• _EXTRACTED DATA_:
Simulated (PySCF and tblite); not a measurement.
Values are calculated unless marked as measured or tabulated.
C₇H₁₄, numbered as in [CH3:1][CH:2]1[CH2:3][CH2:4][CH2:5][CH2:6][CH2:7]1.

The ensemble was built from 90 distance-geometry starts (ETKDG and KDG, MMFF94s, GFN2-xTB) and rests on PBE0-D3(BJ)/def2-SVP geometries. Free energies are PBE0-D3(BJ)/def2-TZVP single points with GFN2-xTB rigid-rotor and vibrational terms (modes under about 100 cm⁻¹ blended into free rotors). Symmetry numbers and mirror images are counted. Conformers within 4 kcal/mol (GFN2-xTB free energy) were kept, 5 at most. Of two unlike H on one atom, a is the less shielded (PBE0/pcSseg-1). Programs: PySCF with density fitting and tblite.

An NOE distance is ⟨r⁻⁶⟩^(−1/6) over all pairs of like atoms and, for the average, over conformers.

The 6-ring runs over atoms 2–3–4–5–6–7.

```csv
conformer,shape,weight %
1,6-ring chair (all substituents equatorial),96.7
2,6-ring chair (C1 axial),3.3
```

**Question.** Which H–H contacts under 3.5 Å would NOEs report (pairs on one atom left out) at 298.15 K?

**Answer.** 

• _TASK ITEM_:
Repeat only what lies between the first line of the data and the line containing "C₇H₁₄, numbered as", both of those lines included, exactly as it stands.

• _WRITTEN REPLY_:
Simulated (PySCF and tblite); not a measurement.
Values are calculated unless marked as measured or tabulated.
C₇H₁₄, numbered as in [CH3:1][CH:2]1[CH2:3][CH2:4][CH2:5][CH2:6][CH2:7]1.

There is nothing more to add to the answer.